Records shown |
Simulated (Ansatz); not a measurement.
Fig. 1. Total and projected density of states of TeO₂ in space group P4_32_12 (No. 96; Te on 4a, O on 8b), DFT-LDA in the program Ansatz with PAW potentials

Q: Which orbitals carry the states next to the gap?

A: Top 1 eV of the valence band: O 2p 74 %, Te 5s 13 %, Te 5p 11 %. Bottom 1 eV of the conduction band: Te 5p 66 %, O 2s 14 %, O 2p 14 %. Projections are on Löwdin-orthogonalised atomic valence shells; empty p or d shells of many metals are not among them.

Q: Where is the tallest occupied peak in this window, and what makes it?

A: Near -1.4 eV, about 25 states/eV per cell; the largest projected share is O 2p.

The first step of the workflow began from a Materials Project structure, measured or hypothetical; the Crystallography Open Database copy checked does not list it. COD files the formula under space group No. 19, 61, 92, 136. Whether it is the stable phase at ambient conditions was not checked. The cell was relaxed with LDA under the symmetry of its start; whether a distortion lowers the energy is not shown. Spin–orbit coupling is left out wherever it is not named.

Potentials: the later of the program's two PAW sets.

Work instruction |
What you should produce is an exact restatement of all the material.

Response box |
Simulated (Ansatz); not a measurement.
Fig. 1. Total and projected density of states of TeO₂ in space group P4_32_12 (No. 96; Te on 4a, O on 8b), DFT-LDA in the program Ansatz with PAW potentials

Q: Which orbitals carry the states next to the gap?

A: Top 1 eV of the valence band: O 2p 74 %, Te 5s 13 %, Te 5p 11 %. Bottom 1 eV of the conduction band: Te 5p 66 %, O 2s 14 %, O 2p 14 %. Projections are on Löwdin-orthogonalised atomic valence shells; empty p or d shells of many metals are not among them.

Q: Where is the tallest occupied peak in this window, and what makes it?

A: Near -1.4 eV, about 25 states/eV per cell; the largest projected share is O 2p.

The first step of the workflow began from a Materials Project structure, measured or hypothetical; the Crystallography Open Database copy checked does not list it. COD files the formula under space group No. 19, 61, 92, 136. Whether it is the stable phase at ambient conditions was not checked. The cell was relaxed with LDA under the symmetry of its start; whether a distortion lowers the energy is not shown. Spin–orbit coupling is left out wherever it is not named.

Potentials: the later of the program's two PAW sets.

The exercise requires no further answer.